Start of Block

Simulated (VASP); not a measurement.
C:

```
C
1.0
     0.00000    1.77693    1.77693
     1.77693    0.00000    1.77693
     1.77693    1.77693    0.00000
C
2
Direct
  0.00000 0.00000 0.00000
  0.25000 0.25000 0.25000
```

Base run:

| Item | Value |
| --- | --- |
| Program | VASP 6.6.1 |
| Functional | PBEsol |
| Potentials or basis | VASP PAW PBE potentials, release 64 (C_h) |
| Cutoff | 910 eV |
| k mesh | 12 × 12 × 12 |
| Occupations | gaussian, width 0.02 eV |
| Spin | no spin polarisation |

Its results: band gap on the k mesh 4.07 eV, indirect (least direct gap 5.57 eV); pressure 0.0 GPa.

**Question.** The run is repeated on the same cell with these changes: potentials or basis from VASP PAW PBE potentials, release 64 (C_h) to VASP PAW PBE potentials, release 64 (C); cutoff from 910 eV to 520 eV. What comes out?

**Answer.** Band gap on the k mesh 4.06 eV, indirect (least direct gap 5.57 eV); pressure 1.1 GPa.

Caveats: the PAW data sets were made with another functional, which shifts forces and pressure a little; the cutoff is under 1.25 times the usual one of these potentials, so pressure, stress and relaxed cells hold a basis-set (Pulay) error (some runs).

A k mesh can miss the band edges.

End of Block

Assigned task
Beginning at the top of the entries above, output each line exactly, and end with the line in which "spin polarisation |" appears.

Written solution
Simulated (VASP); not a measurement.
C:

```
C
1.0
     0.00000    1.77693    1.77693
     1.77693    0.00000    1.77693
     1.77693    1.77693    0.00000
C
2
Direct
  0.00000 0.00000 0.00000
  0.25000 0.25000 0.25000
```

Base run:

| Item | Value |
| --- | --- |
| Program | VASP 6.6.1 |
| Functional | PBEsol |
| Potentials or basis | VASP PAW PBE potentials, release 64 (C_h) |
| Cutoff | 910 eV |
| k mesh | 12 × 12 × 12 |
| Occupations | gaussian, width 0.02 eV |
| Spin | no spin polarisation |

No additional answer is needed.